| Assignment |
Reproduce each line of the material exactly as it reads.

| Raw data |
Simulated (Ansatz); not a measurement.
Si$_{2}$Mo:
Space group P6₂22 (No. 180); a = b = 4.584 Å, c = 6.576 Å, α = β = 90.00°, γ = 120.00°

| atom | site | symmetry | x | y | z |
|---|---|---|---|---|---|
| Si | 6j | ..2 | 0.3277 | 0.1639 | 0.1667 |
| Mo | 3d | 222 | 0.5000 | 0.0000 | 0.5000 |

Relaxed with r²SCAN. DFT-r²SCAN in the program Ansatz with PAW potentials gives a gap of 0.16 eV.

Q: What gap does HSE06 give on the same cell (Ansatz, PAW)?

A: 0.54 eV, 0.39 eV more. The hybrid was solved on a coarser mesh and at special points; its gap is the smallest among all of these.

| Written response |
Simulated (Ansatz); not a measurement.
Si$_{2}$Mo:
Space group P6₂22 (No. 180); a = b = 4.584 Å, c = 6.576 Å, α = β = 90.00°, γ = 120.00°

| atom | site | symmetry | x | y | z |
|---|---|---|---|---|---|
| Si | 6j | ..2 | 0.3277 | 0.1639 | 0.1667 |
| Mo | 3d | 222 | 0.5000 | 0.0000 | 0.5000 |

Relaxed with r²SCAN. DFT-r²SCAN in the program Ansatz with PAW potentials gives a gap of 0.16 eV.

Q: What gap does HSE06 give on the same cell (Ansatz, PAW)?

A: 0.54 eV, 0.39 eV more. The hybrid was solved on a coarser mesh and at special points; its gap is the smallest among all of these.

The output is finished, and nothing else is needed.